> [Supplied entries]
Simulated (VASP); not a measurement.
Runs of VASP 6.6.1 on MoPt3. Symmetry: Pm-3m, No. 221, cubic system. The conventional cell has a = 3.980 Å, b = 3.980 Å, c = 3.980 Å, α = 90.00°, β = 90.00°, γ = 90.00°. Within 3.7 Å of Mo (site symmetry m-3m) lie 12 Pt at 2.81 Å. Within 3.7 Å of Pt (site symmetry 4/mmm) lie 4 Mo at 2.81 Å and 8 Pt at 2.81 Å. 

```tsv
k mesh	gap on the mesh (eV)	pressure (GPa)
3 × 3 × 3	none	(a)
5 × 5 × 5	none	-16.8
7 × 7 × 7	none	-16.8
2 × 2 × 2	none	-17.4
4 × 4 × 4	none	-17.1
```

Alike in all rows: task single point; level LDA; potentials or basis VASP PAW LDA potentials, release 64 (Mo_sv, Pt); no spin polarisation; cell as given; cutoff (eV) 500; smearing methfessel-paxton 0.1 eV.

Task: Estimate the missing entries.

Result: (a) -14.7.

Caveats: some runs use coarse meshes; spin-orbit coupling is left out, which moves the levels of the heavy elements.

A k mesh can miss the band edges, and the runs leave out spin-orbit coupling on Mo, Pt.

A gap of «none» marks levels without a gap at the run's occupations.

> [Work order] Reproduce exactly, and with no other material, the lines between those holding "Alike in all" and "Result: (a) -14.7.", inclusive.

> [Exercise solution]
Alike in all rows: task single point; level LDA; potentials or basis VASP PAW LDA potentials, release 64 (Mo_sv, Pt); no spin polarisation; cell as given; cutoff (eV) 500; smearing methfessel-paxton 0.1 eV.

Task: Estimate the missing entries.

Result: (a) -14.7.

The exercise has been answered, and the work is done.